#### [Requirement]
Only an exact copy of the records below will serve as the answer.

#### [Recorded data]
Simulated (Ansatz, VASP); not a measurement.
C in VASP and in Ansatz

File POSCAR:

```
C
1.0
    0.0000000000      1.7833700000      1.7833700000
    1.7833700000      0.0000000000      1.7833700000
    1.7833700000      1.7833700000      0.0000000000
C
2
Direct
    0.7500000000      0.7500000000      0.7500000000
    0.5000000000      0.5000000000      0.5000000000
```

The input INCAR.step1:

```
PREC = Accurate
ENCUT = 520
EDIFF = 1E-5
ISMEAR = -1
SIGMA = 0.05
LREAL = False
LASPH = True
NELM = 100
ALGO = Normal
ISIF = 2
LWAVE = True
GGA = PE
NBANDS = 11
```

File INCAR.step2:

#### [Answer box]
Simulated (Ansatz, VASP); not a measurement.
C in VASP and in Ansatz

File POSCAR:

```
C
1.0
    0.0000000000      1.7833700000      1.7833700000
    1.7833700000      0.0000000000      1.7833700000
    1.7833700000      1.7833700000      0.0000000000
C
2
Direct
    0.7500000000      0.7500000000      0.7500000000
    0.5000000000      0.5000000000      0.5000000000
```

The input INCAR.step1:

```
PREC = Accurate
ENCUT = 520
EDIFF = 1E-5
ISMEAR = -1
SIGMA = 0.05
LREAL = False
LASPH = True
NELM = 100
ALGO = Normal
ISIF = 2
LWAVE = True
GGA = PE
NBANDS = 11
```

File INCAR.step2:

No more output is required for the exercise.